§ Task item:
Below are the records; they must be reproduced verbatim.

==== Data supplied ====

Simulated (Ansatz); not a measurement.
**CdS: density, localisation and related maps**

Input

====

§ Worked solution:
Simulated (Ansatz); not a measurement.
**CdS: density, localisation and related maps**

Input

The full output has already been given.